» **REQUIREMENT**: Would you restate all the entries exactly, leaving nothing out?

----- INFORMATION PROVIDED -----

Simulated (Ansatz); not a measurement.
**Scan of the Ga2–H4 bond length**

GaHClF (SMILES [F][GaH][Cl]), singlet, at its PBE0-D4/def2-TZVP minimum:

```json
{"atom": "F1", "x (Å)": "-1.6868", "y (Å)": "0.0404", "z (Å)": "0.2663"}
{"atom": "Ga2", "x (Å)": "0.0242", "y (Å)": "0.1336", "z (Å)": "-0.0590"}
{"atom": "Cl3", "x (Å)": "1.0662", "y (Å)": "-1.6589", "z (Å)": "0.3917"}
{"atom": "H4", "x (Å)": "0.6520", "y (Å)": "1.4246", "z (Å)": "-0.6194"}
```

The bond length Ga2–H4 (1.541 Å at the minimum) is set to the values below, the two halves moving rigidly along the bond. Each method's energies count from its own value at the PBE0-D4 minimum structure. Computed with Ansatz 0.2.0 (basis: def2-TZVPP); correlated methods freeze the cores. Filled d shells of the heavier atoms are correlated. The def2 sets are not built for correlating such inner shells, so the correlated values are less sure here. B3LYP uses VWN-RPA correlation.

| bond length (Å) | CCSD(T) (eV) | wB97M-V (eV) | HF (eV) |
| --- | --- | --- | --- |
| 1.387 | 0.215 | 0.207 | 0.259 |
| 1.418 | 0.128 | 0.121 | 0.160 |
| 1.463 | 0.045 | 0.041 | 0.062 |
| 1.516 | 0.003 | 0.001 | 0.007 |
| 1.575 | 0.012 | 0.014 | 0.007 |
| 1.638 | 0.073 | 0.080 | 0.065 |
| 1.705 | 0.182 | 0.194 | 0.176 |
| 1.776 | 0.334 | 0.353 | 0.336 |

-----

» **WRITTEN RESPONSE**:
Simulated (Ansatz); not a measurement.
**Scan of the Ga2–H4 bond length**

GaHClF (SMILES [F][GaH][Cl]), singlet, at its PBE0-D4/def2-TZVP minimum:

```json
{"atom": "F1", "x (Å)": "-1.6868", "y (Å)": "0.0404", "z (Å)": "0.2663"}
{"atom": "Ga2", "x (Å)": "0.0242", "y (Å)": "0.1336", "z (Å)": "-0.0590"}
{"atom": "Cl3", "x (Å)": "1.0662", "y (Å)": "-1.6589", "z (Å)": "0.3917"}
{"atom": "H4", "x (Å)": "0.6520", "y (Å)": "1.4246", "z (Å)": "-0.6194"}
```

The bond length Ga2–H4 (1.541 Å at the minimum) is set to the values below, the two halves moving rigidly along the bond. Each method's energies count from its own value at the PBE0-D4 minimum structure. Computed with Ansatz 0.2.0 (basis: def2-TZVPP); correlated methods freeze the cores. Filled d shells of the heavier atoms are correlated. The def2 sets are not built for correlating such inner shells, so the correlated values are less sure here. B3LYP uses VWN-RPA correlation.

| bond length (Å) | CCSD(T) (eV) | wB97M-V (eV) | HF (eV) |
| --- | --- | --- | --- |
| 1.387 | 0.215 | 0.207 | 0.259 |
| 1.418 | 0.128 | 0.121 | 0.160 |
| 1.463 | 0.045 | 0.041 | 0.062 |
| 1.516 | 0.003 | 0.001 | 0.007 |
| 1.575 | 0.012 | 0.014 | 0.007 |
| 1.638 | 0.073 | 0.080 | 0.065 |
| 1.705 | 0.182 | 0.194 | 0.176 |
| 1.776 | 0.334 | 0.353 | 0.336 |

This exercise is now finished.